→ Input data
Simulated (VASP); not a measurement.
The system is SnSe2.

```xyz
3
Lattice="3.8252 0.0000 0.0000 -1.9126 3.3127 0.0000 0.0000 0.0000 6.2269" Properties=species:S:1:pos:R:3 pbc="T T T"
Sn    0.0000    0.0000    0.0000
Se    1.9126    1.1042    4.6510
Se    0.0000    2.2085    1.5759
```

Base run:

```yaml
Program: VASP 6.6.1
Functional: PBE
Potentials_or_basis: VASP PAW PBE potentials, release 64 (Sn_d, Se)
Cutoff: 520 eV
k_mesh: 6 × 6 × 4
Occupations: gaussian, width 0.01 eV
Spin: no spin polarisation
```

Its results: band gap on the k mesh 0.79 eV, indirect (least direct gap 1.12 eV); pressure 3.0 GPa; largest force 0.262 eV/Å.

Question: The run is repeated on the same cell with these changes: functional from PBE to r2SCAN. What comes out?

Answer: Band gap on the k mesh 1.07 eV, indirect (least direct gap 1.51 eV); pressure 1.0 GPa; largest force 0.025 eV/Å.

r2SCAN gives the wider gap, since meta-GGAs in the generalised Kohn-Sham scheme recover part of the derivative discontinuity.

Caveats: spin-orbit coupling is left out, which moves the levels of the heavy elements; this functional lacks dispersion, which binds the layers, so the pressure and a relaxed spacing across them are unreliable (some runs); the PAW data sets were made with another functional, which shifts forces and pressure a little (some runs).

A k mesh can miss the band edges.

→ Work order
Reproduce the entries above exactly, but only the lines between the line holding "Answer: Band gap" and the line holding "Caveats: spin-orbit coupling", inclusive.

→ Exercise response
Answer: Band gap on the k mesh 1.07 eV, indirect (least direct gap 1.51 eV); pressure 1.0 GPa; largest force 0.025 eV/Å.

r2SCAN gives the wider gap, since meta-GGAs in the generalised Kohn-Sham scheme recover part of the derivative discontinuity.

Caveats: spin-orbit coupling is left out, which moves the levels of the heavy elements; this functional lacks dispersion, which binds the layers, so the pressure and a relaxed spacing across them are unreliable (some runs); the PAW data sets were made with another functional, which shifts forces and pressure a little (some runs).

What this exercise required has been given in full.